● ● ● ●
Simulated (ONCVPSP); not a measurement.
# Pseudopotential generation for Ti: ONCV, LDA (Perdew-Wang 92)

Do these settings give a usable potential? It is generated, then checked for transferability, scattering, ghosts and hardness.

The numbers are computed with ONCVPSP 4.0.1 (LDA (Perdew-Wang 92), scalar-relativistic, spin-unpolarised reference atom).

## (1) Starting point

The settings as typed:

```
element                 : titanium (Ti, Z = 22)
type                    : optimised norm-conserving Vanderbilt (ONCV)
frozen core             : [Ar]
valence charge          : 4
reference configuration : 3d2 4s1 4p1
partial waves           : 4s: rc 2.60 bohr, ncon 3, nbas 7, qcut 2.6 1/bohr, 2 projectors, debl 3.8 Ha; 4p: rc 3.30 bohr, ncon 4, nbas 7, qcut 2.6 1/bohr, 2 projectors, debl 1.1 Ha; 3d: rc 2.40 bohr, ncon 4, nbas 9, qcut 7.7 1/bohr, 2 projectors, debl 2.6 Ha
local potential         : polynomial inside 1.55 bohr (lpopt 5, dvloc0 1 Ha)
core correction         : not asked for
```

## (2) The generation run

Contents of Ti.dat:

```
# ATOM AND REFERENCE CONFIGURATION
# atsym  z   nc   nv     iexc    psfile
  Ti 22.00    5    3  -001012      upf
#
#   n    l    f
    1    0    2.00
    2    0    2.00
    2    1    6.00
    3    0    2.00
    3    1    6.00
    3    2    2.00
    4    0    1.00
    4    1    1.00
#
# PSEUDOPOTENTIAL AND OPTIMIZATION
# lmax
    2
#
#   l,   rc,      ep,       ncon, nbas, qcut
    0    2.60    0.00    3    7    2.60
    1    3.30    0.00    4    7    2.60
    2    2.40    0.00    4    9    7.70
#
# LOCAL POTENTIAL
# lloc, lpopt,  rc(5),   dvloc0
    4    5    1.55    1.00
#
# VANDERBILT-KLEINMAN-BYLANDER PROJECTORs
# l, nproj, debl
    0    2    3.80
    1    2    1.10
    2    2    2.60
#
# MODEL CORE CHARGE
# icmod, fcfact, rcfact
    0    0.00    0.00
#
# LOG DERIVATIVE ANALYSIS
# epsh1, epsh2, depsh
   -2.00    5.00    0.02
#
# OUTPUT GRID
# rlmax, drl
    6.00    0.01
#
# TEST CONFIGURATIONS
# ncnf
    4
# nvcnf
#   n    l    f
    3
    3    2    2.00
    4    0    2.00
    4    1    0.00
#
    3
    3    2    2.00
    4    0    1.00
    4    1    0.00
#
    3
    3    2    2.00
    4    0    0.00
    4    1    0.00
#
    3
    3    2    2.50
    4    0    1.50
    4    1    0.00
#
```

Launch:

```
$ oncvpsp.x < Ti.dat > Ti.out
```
● ● ● ●

● **Exercise**
The lines above, from the start of the records through the one containing "## (1) Starting point", are to be printed exactly, and nothing else is to be included.

● **Written answer**
Simulated (ONCVPSP); not a measurement.
# Pseudopotential generation for Ti: ONCV, LDA (Perdew-Wang 92)

Do these settings give a usable potential? It is generated, then checked for transferability, scattering, ghosts and hardness.

The numbers are computed with ONCVPSP 4.0.1 (LDA (Perdew-Wang 92), scalar-relativistic, spin-unpolarised reference atom).

## (1) Starting point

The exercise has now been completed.